_WORK TASK:_ Repeat exactly the lines from the start of the entries below through the line containing "Theory: DFT PBE, scalar-relativistic, plane". Omit the rest.

_DATASET EXCERPTS:_
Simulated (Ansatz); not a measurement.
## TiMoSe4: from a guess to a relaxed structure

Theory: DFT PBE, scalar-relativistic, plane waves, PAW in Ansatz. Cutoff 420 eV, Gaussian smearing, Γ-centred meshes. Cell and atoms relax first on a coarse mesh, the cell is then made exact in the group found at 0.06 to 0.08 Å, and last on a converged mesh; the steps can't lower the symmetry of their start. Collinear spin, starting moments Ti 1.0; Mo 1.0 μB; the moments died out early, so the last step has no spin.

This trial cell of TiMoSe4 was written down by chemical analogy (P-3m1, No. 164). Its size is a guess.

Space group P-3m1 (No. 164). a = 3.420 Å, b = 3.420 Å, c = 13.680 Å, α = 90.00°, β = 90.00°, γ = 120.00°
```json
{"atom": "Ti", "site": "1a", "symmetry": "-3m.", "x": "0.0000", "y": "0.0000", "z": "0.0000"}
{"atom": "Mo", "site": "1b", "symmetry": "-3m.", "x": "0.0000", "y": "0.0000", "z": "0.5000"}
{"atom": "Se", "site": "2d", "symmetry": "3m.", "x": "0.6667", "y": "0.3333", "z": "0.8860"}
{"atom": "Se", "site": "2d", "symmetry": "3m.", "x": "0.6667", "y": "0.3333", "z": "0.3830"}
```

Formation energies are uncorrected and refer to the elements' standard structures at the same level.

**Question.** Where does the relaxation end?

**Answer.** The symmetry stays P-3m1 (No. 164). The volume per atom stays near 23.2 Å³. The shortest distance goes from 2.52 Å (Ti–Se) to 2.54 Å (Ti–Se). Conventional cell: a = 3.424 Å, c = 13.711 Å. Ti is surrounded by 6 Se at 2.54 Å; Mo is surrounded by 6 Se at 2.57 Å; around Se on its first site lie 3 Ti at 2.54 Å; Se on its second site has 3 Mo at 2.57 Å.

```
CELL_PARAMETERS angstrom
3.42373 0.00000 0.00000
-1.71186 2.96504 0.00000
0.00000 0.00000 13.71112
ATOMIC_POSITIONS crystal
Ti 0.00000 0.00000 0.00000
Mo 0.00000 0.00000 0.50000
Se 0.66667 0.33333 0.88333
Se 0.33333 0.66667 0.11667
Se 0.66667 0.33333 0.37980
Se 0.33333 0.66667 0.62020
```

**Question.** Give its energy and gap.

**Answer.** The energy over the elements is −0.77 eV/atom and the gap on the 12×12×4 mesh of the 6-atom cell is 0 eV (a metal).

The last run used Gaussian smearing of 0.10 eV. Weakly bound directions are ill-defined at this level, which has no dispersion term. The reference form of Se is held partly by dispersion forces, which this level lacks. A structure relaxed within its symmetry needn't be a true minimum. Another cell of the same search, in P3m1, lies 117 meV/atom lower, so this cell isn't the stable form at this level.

_EXERCISE ANSWER:_
Simulated (Ansatz); not a measurement.
## TiMoSe4: from a guess to a relaxed structure

Theory: DFT PBE, scalar-relativistic, plane waves, PAW in Ansatz. Cutoff 420 eV, Gaussian smearing, Γ-centred meshes. Cell and atoms relax first on a coarse mesh, the cell is then made exact in the group found at 0.06 to 0.08 Å, and last on a converged mesh; the steps can't lower the symmetry of their start. Collinear spin, starting moments Ti 1.0; Mo 1.0 μB; the moments died out early, so the last step has no spin.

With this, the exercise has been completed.